━━━ EXERCISE DATA ━━━

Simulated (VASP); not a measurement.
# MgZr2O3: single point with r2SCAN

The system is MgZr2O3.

━━━

*ACTION ITEM:* Output the complete data verbatim.

*EXERCISE SOLUTION:*
Simulated (VASP); not a measurement.
# MgZr2O3: single point with r2SCAN

The system is MgZr2O3.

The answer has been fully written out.